________________

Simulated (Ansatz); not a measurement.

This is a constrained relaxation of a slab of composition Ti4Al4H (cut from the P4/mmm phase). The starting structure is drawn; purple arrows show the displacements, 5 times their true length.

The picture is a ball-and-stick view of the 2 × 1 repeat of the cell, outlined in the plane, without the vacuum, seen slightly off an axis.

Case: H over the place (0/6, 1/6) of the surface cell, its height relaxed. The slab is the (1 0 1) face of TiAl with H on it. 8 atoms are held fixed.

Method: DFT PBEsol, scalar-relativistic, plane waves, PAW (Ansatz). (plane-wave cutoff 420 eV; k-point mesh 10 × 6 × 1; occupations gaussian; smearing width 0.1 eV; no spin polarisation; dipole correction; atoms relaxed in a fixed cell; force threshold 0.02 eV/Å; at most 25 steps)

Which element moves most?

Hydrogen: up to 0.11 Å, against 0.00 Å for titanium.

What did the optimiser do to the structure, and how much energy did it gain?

________________

- WORK INSTRUCTION -
Take the listing from its first line to the line containing "This is a constrained". Reproduce those lines exactly and nothing else.

- ANSWER SECTION -
Simulated (Ansatz); not a measurement.

This is a constrained relaxation of a slab of composition Ti4Al4H (cut from the P4/mmm phase). The starting structure is drawn; purple arrows show the displacements, 5 times their true length.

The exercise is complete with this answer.